**Data section**:
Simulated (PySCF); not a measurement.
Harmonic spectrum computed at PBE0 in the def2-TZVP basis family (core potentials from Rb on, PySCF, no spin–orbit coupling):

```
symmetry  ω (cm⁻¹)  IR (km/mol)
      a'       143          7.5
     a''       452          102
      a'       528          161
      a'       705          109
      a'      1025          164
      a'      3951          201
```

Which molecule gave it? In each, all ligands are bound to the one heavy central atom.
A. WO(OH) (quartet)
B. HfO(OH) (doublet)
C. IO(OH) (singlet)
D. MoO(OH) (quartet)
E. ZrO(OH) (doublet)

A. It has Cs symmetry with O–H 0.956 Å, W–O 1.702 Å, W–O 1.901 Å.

**Work task**: Print, please, the lines above from the very first through the one that holds "E. ZrO(OH) (doublet)", both included, word for word and with nothing else.

**Written answer**:
Simulated (PySCF); not a measurement.
Harmonic spectrum computed at PBE0 in the def2-TZVP basis family (core potentials from Rb on, PySCF, no spin–orbit coupling):

```
symmetry  ω (cm⁻¹)  IR (km/mol)
      a'       143          7.5
     a''       452          102
      a'       528          161
      a'       705          109
      a'      1025          164
      a'      3951          201
```

Which molecule gave it? In each, all ligands are bound to the one heavy central atom.
A. WO(OH) (quartet)
B. HfO(OH) (doublet)
C. IO(OH) (singlet)
D. MoO(OH) (quartet)
E. ZrO(OH) (doublet)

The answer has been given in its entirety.